**Available data:**
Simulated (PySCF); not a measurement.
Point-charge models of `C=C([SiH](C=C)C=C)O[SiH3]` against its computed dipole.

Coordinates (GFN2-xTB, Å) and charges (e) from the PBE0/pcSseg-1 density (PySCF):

**Exercise:**
From the first line to the last, restate the data above exactly.

**Response:**
Simulated (PySCF); not a measurement.
Point-charge models of `C=C([SiH](C=C)C=C)O[SiH3]` against its computed dipole.

Coordinates (GFN2-xTB, Å) and charges (e) from the PBE0/pcSseg-1 density (PySCF):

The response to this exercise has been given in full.